## Material supplied
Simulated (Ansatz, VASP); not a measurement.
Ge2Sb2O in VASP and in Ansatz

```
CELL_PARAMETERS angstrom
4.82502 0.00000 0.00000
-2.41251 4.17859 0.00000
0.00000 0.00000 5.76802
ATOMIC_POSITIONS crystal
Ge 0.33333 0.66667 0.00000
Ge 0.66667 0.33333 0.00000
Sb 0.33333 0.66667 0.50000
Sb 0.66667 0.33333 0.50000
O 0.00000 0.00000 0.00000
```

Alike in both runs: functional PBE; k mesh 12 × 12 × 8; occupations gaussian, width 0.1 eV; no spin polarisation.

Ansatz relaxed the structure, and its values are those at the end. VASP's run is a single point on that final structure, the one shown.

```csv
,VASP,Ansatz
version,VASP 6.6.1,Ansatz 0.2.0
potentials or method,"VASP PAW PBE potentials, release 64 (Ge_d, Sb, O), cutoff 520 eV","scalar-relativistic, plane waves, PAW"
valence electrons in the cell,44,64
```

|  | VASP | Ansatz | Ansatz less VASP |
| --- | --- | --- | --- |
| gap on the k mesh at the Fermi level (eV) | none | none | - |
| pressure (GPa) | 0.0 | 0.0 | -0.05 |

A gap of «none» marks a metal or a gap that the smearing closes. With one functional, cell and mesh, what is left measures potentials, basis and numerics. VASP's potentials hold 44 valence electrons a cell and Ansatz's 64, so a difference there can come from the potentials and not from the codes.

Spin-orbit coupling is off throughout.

## Work instruction
Up to and including the line with "0.0 | -0.05 |", repeat the entries exactly, beginning at their first line.

## Your solution
Simulated (Ansatz, VASP); not a measurement.
Ge2Sb2O in VASP and in Ansatz

```
CELL_PARAMETERS angstrom
4.82502 0.00000 0.00000
-2.41251 4.17859 0.00000
0.00000 0.00000 5.76802
ATOMIC_POSITIONS crystal
Ge 0.33333 0.66667 0.00000
Ge 0.66667 0.33333 0.00000
Sb 0.33333 0.66667 0.50000
Sb 0.66667 0.33333 0.50000
O 0.00000 0.00000 0.00000
```

Alike in both runs: functional PBE; k mesh 12 × 12 × 8; occupations gaussian, width 0.1 eV; no spin polarisation.

Ansatz relaxed the structure, and its values are those at the end. VASP's run is a single point on that final structure, the one shown.

```csv
,VASP,Ansatz
version,VASP 6.6.1,Ansatz 0.2.0
potentials or method,"VASP PAW PBE potentials, release 64 (Ge_d, Sb, O), cutoff 520 eV","scalar-relativistic, plane waves, PAW"
valence electrons in the cell,44,64
```

|  | VASP | Ansatz | Ansatz less VASP |
| --- | --- | --- | --- |
| gap on the k mesh at the Fermi level (eV) | none | none | - |
| pressure (GPa) | 0.0 | 0.0 | -0.05 |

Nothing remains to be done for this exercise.